## Requirement
Word for word, reproduce every line of the data below.

• • • •
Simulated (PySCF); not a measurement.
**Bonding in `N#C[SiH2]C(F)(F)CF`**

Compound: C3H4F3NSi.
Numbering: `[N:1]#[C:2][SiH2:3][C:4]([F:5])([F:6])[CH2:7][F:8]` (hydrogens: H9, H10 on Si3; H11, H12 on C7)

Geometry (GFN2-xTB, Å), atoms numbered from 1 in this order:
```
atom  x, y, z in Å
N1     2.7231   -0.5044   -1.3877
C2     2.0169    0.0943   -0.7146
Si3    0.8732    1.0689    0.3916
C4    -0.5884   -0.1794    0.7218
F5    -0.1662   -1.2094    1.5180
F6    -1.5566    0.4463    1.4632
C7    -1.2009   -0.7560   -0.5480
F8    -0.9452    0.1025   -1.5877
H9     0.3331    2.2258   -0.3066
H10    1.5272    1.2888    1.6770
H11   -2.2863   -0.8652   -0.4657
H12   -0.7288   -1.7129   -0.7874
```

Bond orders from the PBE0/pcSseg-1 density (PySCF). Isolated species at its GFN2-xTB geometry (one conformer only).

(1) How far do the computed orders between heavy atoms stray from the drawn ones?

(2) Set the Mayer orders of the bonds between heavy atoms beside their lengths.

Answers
• • • •

## Exercise solution
Simulated (PySCF); not a measurement.
**Bonding in `N#C[SiH2]C(F)(F)CF`**

Compound: C3H4F3NSi.
Numbering: `[N:1]#[C:2][SiH2:3][C:4]([F:5])([F:6])[CH2:7][F:8]` (hydrogens: H9, H10 on Si3; H11, H12 on C7)

Geometry (GFN2-xTB, Å), atoms numbered from 1 in this order:
```
atom  x, y, z in Å
N1     2.7231   -0.5044   -1.3877
C2     2.0169    0.0943   -0.7146
Si3    0.8732    1.0689    0.3916
C4    -0.5884   -0.1794    0.7218
F5    -0.1662   -1.2094    1.5180
F6    -1.5566    0.4463    1.4632
C7    -1.2009   -0.7560   -0.5480
F8    -0.9452    0.1025   -1.5877
H9     0.3331    2.2258   -0.3066
H10    1.5272    1.2888    1.6770
H11   -2.2863   -0.8652   -0.4657
H12   -0.7288   -1.7129   -0.7874
```

Bond orders from the PBE0/pcSseg-1 density (PySCF). Isolated species at its GFN2-xTB geometry (one conformer only).

(1) How far do the computed orders between heavy atoms stray from the drawn ones?

(2) Set the Mayer orders of the bonds between heavy atoms beside their lengths.

Answers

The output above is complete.